▸ Extracted material
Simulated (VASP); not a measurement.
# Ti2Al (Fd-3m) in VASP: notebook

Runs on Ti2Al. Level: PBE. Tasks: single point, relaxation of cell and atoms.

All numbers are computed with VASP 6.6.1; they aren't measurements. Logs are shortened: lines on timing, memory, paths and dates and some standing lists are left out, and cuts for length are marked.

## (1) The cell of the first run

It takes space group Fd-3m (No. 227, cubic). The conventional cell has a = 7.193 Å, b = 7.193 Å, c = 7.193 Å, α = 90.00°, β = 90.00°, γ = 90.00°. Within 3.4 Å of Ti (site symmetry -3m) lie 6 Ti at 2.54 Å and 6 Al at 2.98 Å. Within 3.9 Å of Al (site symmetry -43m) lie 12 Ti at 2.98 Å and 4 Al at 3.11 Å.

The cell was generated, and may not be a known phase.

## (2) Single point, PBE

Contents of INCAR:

▸ Requirement
Each line of the data is to be retyped exactly.

▸ Worked solution
Simulated (VASP); not a measurement.
# Ti2Al (Fd-3m) in VASP: notebook

Runs on Ti2Al. Level: PBE. Tasks: single point, relaxation of cell and atoms.

All numbers are computed with VASP 6.6.1; they aren't measurements. Logs are shortened: lines on timing, memory, paths and dates and some standing lists are left out, and cuts for length are marked.

## (1) The cell of the first run

It takes space group Fd-3m (No. 227, cubic). The conventional cell has a = 7.193 Å, b = 7.193 Å, c = 7.193 Å, α = 90.00°, β = 90.00°, γ = 90.00°. Within 3.4 Å of Ti (site symmetry -3m) lie 6 Ti at 2.54 Å and 6 Al at 2.98 Å. Within 3.9 Å of Al (site symmetry -43m) lie 12 Ti at 2.98 Å and 4 Al at 3.11 Å.

The cell was generated, and may not be a known phase.

## (2) Single point, PBE

Contents of INCAR:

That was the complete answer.